Stored data —
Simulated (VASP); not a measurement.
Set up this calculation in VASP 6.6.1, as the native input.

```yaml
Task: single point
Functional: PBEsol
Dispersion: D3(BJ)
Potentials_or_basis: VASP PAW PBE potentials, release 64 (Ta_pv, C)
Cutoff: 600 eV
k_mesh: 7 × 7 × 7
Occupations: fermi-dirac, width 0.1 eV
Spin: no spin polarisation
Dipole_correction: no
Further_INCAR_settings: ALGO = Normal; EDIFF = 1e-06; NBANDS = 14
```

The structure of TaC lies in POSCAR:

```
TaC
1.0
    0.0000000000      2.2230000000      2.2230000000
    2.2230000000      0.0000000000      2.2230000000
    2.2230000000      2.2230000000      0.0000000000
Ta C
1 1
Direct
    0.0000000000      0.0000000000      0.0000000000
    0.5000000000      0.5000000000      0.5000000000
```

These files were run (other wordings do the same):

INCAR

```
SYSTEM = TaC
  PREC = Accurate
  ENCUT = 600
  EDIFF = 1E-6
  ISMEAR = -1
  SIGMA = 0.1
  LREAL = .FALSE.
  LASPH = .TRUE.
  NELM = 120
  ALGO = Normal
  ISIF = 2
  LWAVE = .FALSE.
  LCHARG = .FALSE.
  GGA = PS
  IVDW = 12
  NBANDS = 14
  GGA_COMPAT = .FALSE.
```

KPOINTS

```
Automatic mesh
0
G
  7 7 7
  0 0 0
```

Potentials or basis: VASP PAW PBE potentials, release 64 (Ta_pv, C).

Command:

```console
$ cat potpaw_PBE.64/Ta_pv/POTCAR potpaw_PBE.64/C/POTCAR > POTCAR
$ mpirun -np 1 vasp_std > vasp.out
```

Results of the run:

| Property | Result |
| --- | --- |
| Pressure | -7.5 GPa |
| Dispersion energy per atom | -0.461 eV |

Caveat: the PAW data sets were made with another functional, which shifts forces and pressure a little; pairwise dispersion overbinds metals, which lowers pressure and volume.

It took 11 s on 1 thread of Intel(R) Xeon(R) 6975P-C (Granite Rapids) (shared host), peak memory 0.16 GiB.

Work task —
Write out exactly the lines above from the line with "-0.461 eV |" through the line with "Caveat: the PAW", both of them included, and leave out all other lines.

Written response —
| Dispersion energy per atom | -0.461 eV |

Caveat: the PAW data sets were made with another functional, which shifts forces and pressure a little; pairwise dispersion overbinds metals, which lowers pressure and volume.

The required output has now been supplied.